Reproduce every entry exactly, without alteration.

Available data =>

-=-=-=-=-

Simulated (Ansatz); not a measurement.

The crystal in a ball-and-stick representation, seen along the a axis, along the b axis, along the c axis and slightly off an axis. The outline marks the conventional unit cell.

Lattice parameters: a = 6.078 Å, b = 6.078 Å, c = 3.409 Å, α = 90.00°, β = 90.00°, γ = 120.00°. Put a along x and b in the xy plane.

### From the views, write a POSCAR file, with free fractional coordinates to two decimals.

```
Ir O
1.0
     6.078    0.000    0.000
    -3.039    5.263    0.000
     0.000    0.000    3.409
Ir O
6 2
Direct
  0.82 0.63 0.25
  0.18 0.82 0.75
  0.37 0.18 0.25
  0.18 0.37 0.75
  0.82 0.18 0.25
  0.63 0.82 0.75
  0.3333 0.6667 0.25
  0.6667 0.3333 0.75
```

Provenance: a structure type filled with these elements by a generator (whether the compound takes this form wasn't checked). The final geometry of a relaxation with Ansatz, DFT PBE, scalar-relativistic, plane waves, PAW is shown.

-=-=-=-=-

Response box =>
Simulated (Ansatz); not a measurement.

The crystal in a ball-and-stick representation, seen along the a axis, along the b axis, along the c axis and slightly off an axis. The outline marks the conventional unit cell.

Lattice parameters: a = 6.078 Å, b = 6.078 Å, c = 3.409 Å, α = 90.00°, β = 90.00°, γ = 120.00°. Put a along x and b in the xy plane.

### From the views, write a POSCAR file, with free fractional coordinates to two decimals.

```
Ir O
1.0
     6.078    0.000    0.000
    -3.039    5.263    0.000
     0.000    0.000    3.409
Ir O
6 2
Direct
  0.82 0.63 0.25
  0.18 0.82 0.75
  0.37 0.18 0.25
  0.18 0.37 0.75
  0.82 0.18 0.25
  0.63 0.82 0.75
  0.3333 0.6667 0.25
  0.6667 0.3333 0.75
```

Provenance: a structure type filled with these elements by a generator (whether the compound takes this form wasn't checked). The final geometry of a relaxation with Ansatz, DFT PBE, scalar-relativistic, plane waves, PAW is shown.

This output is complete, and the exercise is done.